**Raw data**
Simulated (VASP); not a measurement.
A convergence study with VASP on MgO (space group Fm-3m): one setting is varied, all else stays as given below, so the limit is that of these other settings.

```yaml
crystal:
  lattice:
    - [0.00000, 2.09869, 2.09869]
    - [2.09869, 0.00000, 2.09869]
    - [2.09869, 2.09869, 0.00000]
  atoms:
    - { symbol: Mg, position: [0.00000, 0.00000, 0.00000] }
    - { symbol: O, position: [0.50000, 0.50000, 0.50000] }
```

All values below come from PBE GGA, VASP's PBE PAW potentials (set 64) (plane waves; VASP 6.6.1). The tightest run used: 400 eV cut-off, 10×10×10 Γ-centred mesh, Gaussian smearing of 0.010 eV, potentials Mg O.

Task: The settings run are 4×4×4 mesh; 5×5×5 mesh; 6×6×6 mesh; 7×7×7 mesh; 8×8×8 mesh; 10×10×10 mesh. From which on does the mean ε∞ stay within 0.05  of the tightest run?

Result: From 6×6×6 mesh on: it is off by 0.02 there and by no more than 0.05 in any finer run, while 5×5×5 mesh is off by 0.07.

**Activity**
Word for word, reproduce the lines of the listing from the first one through the line containing "Task: The settings", and no more.

**Task output**
Simulated (VASP); not a measurement.
A convergence study with VASP on MgO (space group Fm-3m): one setting is varied, all else stays as given below, so the limit is that of these other settings.

```yaml
crystal:
  lattice:
    - [0.00000, 2.09869, 2.09869]
    - [2.09869, 0.00000, 2.09869]
    - [2.09869, 2.09869, 0.00000]
  atoms:
    - { symbol: Mg, position: [0.00000, 0.00000, 0.00000] }
    - { symbol: O, position: [0.50000, 0.50000, 0.50000] }
```

All values below come from PBE GGA, VASP's PBE PAW potentials (set 64) (plane waves; VASP 6.6.1). The tightest run used: 400 eV cut-off, 10×10×10 Γ-centred mesh, Gaussian smearing of 0.010 eV, potentials Mg O.

Task: The settings run are 4×4×4 mesh; 5×5×5 mesh; 6×6×6 mesh; 7×7×7 mesh; 8×8×8 mesh; 10×10×10 mesh. From which on does the mean ε∞ stay within 0.05  of the tightest run?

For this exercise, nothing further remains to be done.